* **Work request**
The expected output is the first line of the data below and every line after it, up to and including the line containing "(Warnings from the", each reproduced exactly.

BEGIN

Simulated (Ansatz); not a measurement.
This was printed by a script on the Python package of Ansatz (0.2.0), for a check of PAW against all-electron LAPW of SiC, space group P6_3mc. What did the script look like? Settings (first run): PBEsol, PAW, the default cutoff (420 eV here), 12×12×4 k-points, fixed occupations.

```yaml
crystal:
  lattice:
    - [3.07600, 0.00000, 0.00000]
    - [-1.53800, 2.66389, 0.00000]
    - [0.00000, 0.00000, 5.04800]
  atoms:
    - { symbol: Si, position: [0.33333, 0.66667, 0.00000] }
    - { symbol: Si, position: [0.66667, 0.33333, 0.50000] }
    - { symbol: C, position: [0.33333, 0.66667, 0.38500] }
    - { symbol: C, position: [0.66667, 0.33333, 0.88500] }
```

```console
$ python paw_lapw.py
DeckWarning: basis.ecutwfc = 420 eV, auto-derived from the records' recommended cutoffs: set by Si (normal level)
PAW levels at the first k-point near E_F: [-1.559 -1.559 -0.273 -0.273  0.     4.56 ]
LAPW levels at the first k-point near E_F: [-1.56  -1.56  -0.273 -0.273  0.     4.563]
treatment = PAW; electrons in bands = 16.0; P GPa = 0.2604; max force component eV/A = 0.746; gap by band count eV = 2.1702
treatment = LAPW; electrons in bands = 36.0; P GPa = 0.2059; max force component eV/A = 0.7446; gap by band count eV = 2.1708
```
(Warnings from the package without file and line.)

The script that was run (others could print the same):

END

* **Exercise solution**
Simulated (Ansatz); not a measurement.
This was printed by a script on the Python package of Ansatz (0.2.0), for a check of PAW against all-electron LAPW of SiC, space group P6_3mc. What did the script look like? Settings (first run): PBEsol, PAW, the default cutoff (420 eV here), 12×12×4 k-points, fixed occupations.

```yaml
crystal:
  lattice:
    - [3.07600, 0.00000, 0.00000]
    - [-1.53800, 2.66389, 0.00000]
    - [0.00000, 0.00000, 5.04800]
  atoms:
    - { symbol: Si, position: [0.33333, 0.66667, 0.00000] }
    - { symbol: Si, position: [0.66667, 0.33333, 0.50000] }
    - { symbol: C, position: [0.33333, 0.66667, 0.38500] }
    - { symbol: C, position: [0.66667, 0.33333, 0.88500] }
```

```console
$ python paw_lapw.py
DeckWarning: basis.ecutwfc = 420 eV, auto-derived from the records' recommended cutoffs: set by Si (normal level)
PAW levels at the first k-point near E_F: [-1.559 -1.559 -0.273 -0.273  0.     4.56 ]
LAPW levels at the first k-point near E_F: [-1.56  -1.56  -0.273 -0.273  0.     4.563]
treatment = PAW; electrons in bands = 16.0; P GPa = 0.2604; max force component eV/A = 0.746; gap by band count eV = 2.1702
treatment = LAPW; electrons in bands = 36.0; P GPa = 0.2059; max force component eV/A = 0.7446; gap by band count eV = 2.1708
```
(Warnings from the package without file and line.)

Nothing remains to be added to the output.